^^^^^^^^^^^^^^^^

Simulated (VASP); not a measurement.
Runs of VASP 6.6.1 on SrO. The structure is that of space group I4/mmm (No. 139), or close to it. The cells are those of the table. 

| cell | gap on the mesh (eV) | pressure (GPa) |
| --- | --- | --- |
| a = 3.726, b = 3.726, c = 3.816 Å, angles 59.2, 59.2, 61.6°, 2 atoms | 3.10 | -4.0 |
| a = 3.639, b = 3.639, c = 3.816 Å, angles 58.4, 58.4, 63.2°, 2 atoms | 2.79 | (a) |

^^^^^^^^^^^^^^^^

Action item: Write the entries out once more, exactly, without dropping a line.

Exercise result:
Simulated (VASP); not a measurement.
Runs of VASP 6.6.1 on SrO. The structure is that of space group I4/mmm (No. 139), or close to it. The cells are those of the table. 

| cell | gap on the mesh (eV) | pressure (GPa) |
| --- | --- | --- |
| a = 3.726, b = 3.726, c = 3.816 Å, angles 59.2, 59.2, 61.6°, 2 atoms | 3.10 | -4.0 |
| a = 3.639, b = 3.639, c = 3.816 Å, angles 58.4, 58.4, 63.2°, 2 atoms | 2.79 | (a) |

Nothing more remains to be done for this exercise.